**Assignment:**
Copy the data exactly, keeping every line intact.

**Study material:**
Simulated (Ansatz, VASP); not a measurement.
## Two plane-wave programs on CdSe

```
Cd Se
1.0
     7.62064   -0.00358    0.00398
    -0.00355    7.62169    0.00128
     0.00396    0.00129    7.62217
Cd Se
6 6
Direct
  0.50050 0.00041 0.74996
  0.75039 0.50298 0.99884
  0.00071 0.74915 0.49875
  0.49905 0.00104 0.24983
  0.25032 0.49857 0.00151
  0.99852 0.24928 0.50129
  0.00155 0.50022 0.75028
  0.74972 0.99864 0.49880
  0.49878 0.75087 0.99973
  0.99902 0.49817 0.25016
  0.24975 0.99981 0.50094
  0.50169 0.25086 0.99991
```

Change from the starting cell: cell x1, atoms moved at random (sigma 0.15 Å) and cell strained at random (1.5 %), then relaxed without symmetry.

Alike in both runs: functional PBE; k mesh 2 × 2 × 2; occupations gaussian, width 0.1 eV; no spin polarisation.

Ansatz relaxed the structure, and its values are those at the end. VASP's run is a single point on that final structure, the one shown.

**Answer space:**
Simulated (Ansatz, VASP); not a measurement.
## Two plane-wave programs on CdSe

```
Cd Se
1.0
     7.62064   -0.00358    0.00398
    -0.00355    7.62169    0.00128
     0.00396    0.00129    7.62217
Cd Se
6 6
Direct
  0.50050 0.00041 0.74996
  0.75039 0.50298 0.99884
  0.00071 0.74915 0.49875
  0.49905 0.00104 0.24983
  0.25032 0.49857 0.00151
  0.99852 0.24928 0.50129
  0.00155 0.50022 0.75028
  0.74972 0.99864 0.49880
  0.49878 0.75087 0.99973
  0.99902 0.49817 0.25016
  0.24975 0.99981 0.50094
  0.50169 0.25086 0.99991
```

Change from the starting cell: cell x1, atoms moved at random (sigma 0.15 Å) and cell strained at random (1.5 %), then relaxed without symmetry.

Alike in both runs: functional PBE; k mesh 2 × 2 × 2; occupations gaussian, width 0.1 eV; no spin polarisation.

Ansatz relaxed the structure, and its values are those at the end. VASP's run is a single point on that final structure, the one shown.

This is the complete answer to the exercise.